►
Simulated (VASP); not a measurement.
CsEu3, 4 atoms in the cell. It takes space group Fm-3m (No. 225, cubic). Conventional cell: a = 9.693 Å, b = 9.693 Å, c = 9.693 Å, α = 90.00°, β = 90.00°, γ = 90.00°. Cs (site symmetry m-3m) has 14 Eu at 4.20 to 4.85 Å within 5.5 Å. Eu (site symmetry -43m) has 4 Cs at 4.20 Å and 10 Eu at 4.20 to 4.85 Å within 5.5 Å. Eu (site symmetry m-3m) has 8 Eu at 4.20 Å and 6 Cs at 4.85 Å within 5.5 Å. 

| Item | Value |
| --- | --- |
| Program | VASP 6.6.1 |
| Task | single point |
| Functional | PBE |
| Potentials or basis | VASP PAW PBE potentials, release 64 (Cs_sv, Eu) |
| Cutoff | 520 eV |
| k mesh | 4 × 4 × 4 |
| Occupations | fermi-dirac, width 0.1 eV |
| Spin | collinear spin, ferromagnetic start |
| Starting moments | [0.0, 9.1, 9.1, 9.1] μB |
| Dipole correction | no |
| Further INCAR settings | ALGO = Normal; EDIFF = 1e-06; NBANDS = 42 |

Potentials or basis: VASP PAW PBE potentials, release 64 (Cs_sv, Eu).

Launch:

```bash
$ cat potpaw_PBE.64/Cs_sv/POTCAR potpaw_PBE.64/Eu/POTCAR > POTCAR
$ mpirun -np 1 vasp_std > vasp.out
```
◄

■ **Activity**:
Write out the records above exactly, from the opening line to the line with "NBANDS = 42 |", including both, with nothing added.

■ **Exercise response**:
Simulated (VASP); not a measurement.
CsEu3, 4 atoms in the cell. It takes space group Fm-3m (No. 225, cubic). Conventional cell: a = 9.693 Å, b = 9.693 Å, c = 9.693 Å, α = 90.00°, β = 90.00°, γ = 90.00°. Cs (site symmetry m-3m) has 14 Eu at 4.20 to 4.85 Å within 5.5 Å. Eu (site symmetry -43m) has 4 Cs at 4.20 Å and 10 Eu at 4.20 to 4.85 Å within 5.5 Å. Eu (site symmetry m-3m) has 8 Eu at 4.20 Å and 6 Cs at 4.85 Å within 5.5 Å. 

| Item | Value |
| --- | --- |
| Program | VASP 6.6.1 |
| Task | single point |
| Functional | PBE |
| Potentials or basis | VASP PAW PBE potentials, release 64 (Cs_sv, Eu) |
| Cutoff | 520 eV |
| k mesh | 4 × 4 × 4 |
| Occupations | fermi-dirac, width 0.1 eV |
| Spin | collinear spin, ferromagnetic start |
| Starting moments | [0.0, 9.1, 9.1, 9.1] μB |
| Dipole correction | no |
| Further INCAR settings | ALGO = Normal; EDIFF = 1e-06; NBANDS = 42 |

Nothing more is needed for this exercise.